* _Listed entries_:
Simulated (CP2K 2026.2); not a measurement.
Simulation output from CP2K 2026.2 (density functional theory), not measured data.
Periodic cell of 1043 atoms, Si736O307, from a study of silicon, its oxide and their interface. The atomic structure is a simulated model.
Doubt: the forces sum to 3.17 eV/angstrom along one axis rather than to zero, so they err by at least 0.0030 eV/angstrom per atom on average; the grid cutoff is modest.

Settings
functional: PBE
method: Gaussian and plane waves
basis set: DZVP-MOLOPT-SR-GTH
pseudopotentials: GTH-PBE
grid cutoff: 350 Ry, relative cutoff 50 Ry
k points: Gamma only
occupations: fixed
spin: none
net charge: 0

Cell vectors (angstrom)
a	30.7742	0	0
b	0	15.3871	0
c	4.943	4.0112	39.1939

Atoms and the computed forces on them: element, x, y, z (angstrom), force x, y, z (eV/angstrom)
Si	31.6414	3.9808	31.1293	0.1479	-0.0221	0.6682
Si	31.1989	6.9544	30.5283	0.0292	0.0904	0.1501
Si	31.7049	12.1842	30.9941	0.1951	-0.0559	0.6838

* _Requirement_: Exactly repeat the lines running from the top of the listing to the line bearing "method: Gaussian and plane waves", both of those lines included, and only them.

* _Your solution_:
Simulated (CP2K 2026.2); not a measurement.
Simulation output from CP2K 2026.2 (density functional theory), not measured data.
Periodic cell of 1043 atoms, Si736O307, from a study of silicon, its oxide and their interface. The atomic structure is a simulated model.
Doubt: the forces sum to 3.17 eV/angstrom along one axis rather than to zero, so they err by at least 0.0030 eV/angstrom per atom on average; the grid cutoff is modest.

Settings
functional: PBE
method: Gaussian and plane waves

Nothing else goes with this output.